Information shown

--- START ---

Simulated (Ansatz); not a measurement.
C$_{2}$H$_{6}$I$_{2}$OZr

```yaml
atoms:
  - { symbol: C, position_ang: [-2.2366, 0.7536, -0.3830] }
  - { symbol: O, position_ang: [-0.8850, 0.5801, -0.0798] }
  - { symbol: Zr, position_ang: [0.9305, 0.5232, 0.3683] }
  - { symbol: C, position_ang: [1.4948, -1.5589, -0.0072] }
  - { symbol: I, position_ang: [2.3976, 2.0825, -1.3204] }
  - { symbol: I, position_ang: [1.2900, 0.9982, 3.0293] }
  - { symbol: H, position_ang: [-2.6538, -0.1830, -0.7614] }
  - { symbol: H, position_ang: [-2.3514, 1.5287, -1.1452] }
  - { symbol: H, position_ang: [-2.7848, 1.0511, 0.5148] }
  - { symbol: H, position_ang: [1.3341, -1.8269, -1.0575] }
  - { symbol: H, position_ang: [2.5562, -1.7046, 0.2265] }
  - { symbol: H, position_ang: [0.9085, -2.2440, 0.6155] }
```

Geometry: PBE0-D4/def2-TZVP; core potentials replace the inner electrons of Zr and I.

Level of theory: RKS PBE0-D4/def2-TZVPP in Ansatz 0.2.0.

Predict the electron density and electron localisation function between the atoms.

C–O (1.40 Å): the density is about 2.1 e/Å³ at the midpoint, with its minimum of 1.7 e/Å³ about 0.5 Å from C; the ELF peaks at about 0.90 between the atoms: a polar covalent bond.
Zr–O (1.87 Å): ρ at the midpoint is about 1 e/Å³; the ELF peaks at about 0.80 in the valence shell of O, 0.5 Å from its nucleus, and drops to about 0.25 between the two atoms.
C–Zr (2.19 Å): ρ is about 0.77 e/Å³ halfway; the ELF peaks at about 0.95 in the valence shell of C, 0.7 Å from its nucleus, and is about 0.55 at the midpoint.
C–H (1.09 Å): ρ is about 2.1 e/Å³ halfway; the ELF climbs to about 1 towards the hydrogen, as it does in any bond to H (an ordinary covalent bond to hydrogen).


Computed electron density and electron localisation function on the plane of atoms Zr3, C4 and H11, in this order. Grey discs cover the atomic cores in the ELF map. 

--- END ---

Action item
Starting with the first line of the entries and ending with the line that has "Predict the electron", copy each line exactly and add nothing.

Response
Simulated (Ansatz); not a measurement.
C$_{2}$H$_{6}$I$_{2}$OZr

```yaml
atoms:
  - { symbol: C, position_ang: [-2.2366, 0.7536, -0.3830] }
  - { symbol: O, position_ang: [-0.8850, 0.5801, -0.0798] }
  - { symbol: Zr, position_ang: [0.9305, 0.5232, 0.3683] }
  - { symbol: C, position_ang: [1.4948, -1.5589, -0.0072] }
  - { symbol: I, position_ang: [2.3976, 2.0825, -1.3204] }
  - { symbol: I, position_ang: [1.2900, 0.9982, 3.0293] }
  - { symbol: H, position_ang: [-2.6538, -0.1830, -0.7614] }
  - { symbol: H, position_ang: [-2.3514, 1.5287, -1.1452] }
  - { symbol: H, position_ang: [-2.7848, 1.0511, 0.5148] }
  - { symbol: H, position_ang: [1.3341, -1.8269, -1.0575] }
  - { symbol: H, position_ang: [2.5562, -1.7046, 0.2265] }
  - { symbol: H, position_ang: [0.9085, -2.2440, 0.6155] }
```

Geometry: PBE0-D4/def2-TZVP; core potentials replace the inner electrons of Zr and I.

Level of theory: RKS PBE0-D4/def2-TZVPP in Ansatz 0.2.0.

Predict the electron density and electron localisation function between the atoms.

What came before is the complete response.